----- RAW DATA -----

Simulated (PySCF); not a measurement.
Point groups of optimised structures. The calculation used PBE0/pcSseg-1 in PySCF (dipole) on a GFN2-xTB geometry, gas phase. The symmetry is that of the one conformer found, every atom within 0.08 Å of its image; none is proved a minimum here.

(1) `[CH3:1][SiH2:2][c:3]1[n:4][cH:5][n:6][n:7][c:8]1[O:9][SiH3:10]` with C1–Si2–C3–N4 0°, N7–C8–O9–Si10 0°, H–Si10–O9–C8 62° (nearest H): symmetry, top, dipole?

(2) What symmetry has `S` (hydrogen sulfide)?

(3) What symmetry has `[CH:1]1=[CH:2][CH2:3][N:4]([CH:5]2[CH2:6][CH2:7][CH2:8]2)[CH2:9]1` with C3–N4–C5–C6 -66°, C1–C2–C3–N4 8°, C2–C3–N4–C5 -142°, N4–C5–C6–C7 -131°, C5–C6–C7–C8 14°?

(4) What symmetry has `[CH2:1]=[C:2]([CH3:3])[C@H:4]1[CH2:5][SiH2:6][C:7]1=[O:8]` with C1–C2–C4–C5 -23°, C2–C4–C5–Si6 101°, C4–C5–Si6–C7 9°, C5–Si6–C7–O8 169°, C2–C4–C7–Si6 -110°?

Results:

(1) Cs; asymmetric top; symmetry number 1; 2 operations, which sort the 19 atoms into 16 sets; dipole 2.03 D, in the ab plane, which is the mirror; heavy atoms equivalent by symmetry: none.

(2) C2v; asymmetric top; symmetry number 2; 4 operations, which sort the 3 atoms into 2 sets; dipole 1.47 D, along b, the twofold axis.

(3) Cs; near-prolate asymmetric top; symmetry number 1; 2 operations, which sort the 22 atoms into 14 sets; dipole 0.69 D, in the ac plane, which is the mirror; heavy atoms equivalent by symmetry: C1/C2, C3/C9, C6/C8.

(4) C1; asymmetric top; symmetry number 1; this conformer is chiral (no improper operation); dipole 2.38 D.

-----

→ **WORK INSTRUCTION**
Go through the data above from its first line and copy each line exactly, stopping once the line with "(2) C2v; asymmetric" has been copied.

→ **WRITTEN REPLY**
Simulated (PySCF); not a measurement.
Point groups of optimised structures. The calculation used PBE0/pcSseg-1 in PySCF (dipole) on a GFN2-xTB geometry, gas phase. The symmetry is that of the one conformer found, every atom within 0.08 Å of its image; none is proved a minimum here.

(1) `[CH3:1][SiH2:2][c:3]1[n:4][cH:5][n:6][n:7][c:8]1[O:9][SiH3:10]` with C1–Si2–C3–N4 0°, N7–C8–O9–Si10 0°, H–Si10–O9–C8 62° (nearest H): symmetry, top, dipole?

(2) What symmetry has `S` (hydrogen sulfide)?

(3) What symmetry has `[CH:1]1=[CH:2][CH2:3][N:4]([CH:5]2[CH2:6][CH2:7][CH2:8]2)[CH2:9]1` with C3–N4–C5–C6 -66°, C1–C2–C3–N4 8°, C2–C3–N4–C5 -142°, N4–C5–C6–C7 -131°, C5–C6–C7–C8 14°?

(4) What symmetry has `[CH2:1]=[C:2]([CH3:3])[C@H:4]1[CH2:5][SiH2:6][C:7]1=[O:8]` with C1–C2–C4–C5 -23°, C2–C4–C5–Si6 101°, C4–C5–Si6–C7 9°, C5–Si6–C7–O8 169°, C2–C4–C7–Si6 -110°?

Results:

(1) Cs; asymmetric top; symmetry number 1; 2 operations, which sort the 19 atoms into 16 sets; dipole 2.03 D, in the ab plane, which is the mirror; heavy atoms equivalent by symmetry: none.

(2) C2v; asymmetric top; symmetry number 2; 4 operations, which sort the 3 atoms into 2 sets; dipole 1.47 D, along b, the twofold axis.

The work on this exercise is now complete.